┏━━
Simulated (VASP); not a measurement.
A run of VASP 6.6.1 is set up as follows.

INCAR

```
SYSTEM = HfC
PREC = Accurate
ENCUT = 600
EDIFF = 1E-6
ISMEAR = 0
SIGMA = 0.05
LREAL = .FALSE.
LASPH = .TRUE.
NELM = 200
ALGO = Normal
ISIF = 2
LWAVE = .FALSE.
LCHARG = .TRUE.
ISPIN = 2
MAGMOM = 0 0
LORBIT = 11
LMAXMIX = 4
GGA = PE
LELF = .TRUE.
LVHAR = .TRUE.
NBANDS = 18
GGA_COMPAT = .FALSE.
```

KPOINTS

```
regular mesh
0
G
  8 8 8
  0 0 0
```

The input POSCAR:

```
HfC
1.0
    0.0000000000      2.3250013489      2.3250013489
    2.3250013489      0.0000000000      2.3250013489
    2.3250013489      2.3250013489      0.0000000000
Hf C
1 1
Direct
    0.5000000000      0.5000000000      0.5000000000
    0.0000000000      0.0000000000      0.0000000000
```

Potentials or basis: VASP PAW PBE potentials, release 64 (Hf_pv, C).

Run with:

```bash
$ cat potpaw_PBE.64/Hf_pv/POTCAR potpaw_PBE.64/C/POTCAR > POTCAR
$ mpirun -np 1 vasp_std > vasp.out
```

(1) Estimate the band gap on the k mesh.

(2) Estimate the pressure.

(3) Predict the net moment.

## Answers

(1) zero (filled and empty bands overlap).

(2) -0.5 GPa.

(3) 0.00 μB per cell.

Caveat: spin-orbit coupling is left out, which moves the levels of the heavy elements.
┗━━

[Work instruction] Each line from the start of the listing above through the line containing "(3) 0.00 μB per cell." should be copied exactly, please, with no other lines added.

[Your response]
Simulated (VASP); not a measurement.
A run of VASP 6.6.1 is set up as follows.

INCAR

```
SYSTEM = HfC
PREC = Accurate
ENCUT = 600
EDIFF = 1E-6
ISMEAR = 0
SIGMA = 0.05
LREAL = .FALSE.
LASPH = .TRUE.
NELM = 200
ALGO = Normal
ISIF = 2
LWAVE = .FALSE.
LCHARG = .TRUE.
ISPIN = 2
MAGMOM = 0 0
LORBIT = 11
LMAXMIX = 4
GGA = PE
LELF = .TRUE.
LVHAR = .TRUE.
NBANDS = 18
GGA_COMPAT = .FALSE.
```

KPOINTS

```
regular mesh
0
G
  8 8 8
  0 0 0
```

The input POSCAR:

```
HfC
1.0
    0.0000000000      2.3250013489      2.3250013489
    2.3250013489      0.0000000000      2.3250013489
    2.3250013489      2.3250013489      0.0000000000
Hf C
1 1
Direct
    0.5000000000      0.5000000000      0.5000000000
    0.0000000000      0.0000000000      0.0000000000
```

Potentials or basis: VASP PAW PBE potentials, release 64 (Hf_pv, C).

Run with:

```bash
$ cat potpaw_PBE.64/Hf_pv/POTCAR potpaw_PBE.64/C/POTCAR > POTCAR
$ mpirun -np 1 vasp_std > vasp.out
```

(1) Estimate the band gap on the k mesh.

(2) Estimate the pressure.

(3) Predict the net moment.

## Answers

(1) zero (filled and empty bands overlap).

(2) -0.5 GPa.

(3) 0.00 μB per cell.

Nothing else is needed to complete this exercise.